EXCERPTED DATA
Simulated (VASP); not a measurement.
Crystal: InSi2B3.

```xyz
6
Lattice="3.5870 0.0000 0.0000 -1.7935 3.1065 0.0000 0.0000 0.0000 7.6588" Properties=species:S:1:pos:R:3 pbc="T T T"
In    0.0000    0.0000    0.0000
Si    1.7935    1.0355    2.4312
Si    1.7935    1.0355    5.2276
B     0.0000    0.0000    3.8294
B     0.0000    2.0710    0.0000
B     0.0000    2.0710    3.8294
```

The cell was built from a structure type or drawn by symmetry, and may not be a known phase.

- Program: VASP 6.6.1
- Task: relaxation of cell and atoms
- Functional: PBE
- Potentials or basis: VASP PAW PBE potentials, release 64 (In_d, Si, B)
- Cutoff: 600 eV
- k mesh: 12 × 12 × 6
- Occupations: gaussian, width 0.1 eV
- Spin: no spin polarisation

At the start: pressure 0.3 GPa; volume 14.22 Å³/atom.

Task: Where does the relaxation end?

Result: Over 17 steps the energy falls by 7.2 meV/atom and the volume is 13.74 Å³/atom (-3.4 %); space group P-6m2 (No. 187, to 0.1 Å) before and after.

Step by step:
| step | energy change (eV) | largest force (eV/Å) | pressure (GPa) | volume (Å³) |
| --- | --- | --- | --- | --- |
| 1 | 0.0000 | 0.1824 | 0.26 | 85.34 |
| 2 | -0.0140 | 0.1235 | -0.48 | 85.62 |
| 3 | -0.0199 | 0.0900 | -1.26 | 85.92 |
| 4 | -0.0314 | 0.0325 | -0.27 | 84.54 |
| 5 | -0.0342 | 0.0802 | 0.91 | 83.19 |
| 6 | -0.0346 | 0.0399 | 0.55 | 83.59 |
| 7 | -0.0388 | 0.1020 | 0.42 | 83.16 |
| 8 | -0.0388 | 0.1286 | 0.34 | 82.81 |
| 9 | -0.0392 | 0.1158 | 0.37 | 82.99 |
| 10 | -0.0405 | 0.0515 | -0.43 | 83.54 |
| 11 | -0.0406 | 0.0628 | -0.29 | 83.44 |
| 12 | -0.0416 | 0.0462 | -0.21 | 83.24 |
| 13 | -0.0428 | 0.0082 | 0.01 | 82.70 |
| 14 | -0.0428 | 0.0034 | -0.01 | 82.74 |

WORK INSTRUCTION
In the entries above, the lines from the one bearing "- Task: relaxation of cell and atoms" up to and including the one bearing "0.01 | 82.70 |" should be transcribed exactly; no other line is wanted.

ANSWER SECTION
- Task: relaxation of cell and atoms
- Functional: PBE
- Potentials or basis: VASP PAW PBE potentials, release 64 (In_d, Si, B)
- Cutoff: 600 eV
- k mesh: 12 × 12 × 6
- Occupations: gaussian, width 0.1 eV
- Spin: no spin polarisation

At the start: pressure 0.3 GPa; volume 14.22 Å³/atom.

Task: Where does the relaxation end?

Result: Over 17 steps the energy falls by 7.2 meV/atom and the volume is 13.74 Å³/atom (-3.4 %); space group P-6m2 (No. 187, to 0.1 Å) before and after.

Step by step:
| step | energy change (eV) | largest force (eV/Å) | pressure (GPa) | volume (Å³) |
| --- | --- | --- | --- | --- |
| 1 | 0.0000 | 0.1824 | 0.26 | 85.34 |
| 2 | -0.0140 | 0.1235 | -0.48 | 85.62 |
| 3 | -0.0199 | 0.0900 | -1.26 | 85.92 |
| 4 | -0.0314 | 0.0325 | -0.27 | 84.54 |
| 5 | -0.0342 | 0.0802 | 0.91 | 83.19 |
| 6 | -0.0346 | 0.0399 | 0.55 | 83.59 |
| 7 | -0.0388 | 0.1020 | 0.42 | 83.16 |
| 8 | -0.0388 | 0.1286 | 0.34 | 82.81 |
| 9 | -0.0392 | 0.1158 | 0.37 | 82.99 |
| 10 | -0.0405 | 0.0515 | -0.43 | 83.54 |
| 11 | -0.0406 | 0.0628 | -0.29 | 83.44 |
| 12 | -0.0416 | 0.0462 | -0.21 | 83.24 |
| 13 | -0.0428 | 0.0082 | 0.01 | 82.70 |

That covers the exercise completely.